_____

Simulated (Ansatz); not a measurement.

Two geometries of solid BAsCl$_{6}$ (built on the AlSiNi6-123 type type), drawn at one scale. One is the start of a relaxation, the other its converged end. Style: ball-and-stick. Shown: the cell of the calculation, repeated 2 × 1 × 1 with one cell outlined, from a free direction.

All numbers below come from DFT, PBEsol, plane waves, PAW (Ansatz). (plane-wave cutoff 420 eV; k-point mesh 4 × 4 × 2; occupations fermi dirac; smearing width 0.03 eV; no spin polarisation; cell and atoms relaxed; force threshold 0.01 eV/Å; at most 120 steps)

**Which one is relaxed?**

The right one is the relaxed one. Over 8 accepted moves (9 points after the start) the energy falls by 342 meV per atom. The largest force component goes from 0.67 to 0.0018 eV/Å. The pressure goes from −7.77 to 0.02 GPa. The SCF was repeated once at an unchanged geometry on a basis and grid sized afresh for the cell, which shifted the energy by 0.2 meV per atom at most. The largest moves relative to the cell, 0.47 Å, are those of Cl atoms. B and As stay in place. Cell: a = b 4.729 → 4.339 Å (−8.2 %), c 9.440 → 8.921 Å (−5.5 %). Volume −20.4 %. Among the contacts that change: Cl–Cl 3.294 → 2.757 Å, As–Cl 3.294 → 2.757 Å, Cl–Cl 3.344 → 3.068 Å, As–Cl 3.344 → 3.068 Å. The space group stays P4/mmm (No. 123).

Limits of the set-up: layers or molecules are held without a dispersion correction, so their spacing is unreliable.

_____

* [REQUIRED ACTION]: The line with "Two geometries of" is the last to include; transcribe exactly every line from the top of the material above down to it.

* [RESPONSE BOX]:
Simulated (Ansatz); not a measurement.

Two geometries of solid BAsCl$_{6}$ (built on the AlSiNi6-123 type type), drawn at one scale. One is the start of a relaxation, the other its converged end. Style: ball-and-stick. Shown: the cell of the calculation, repeated 2 × 1 × 1 with one cell outlined, from a free direction.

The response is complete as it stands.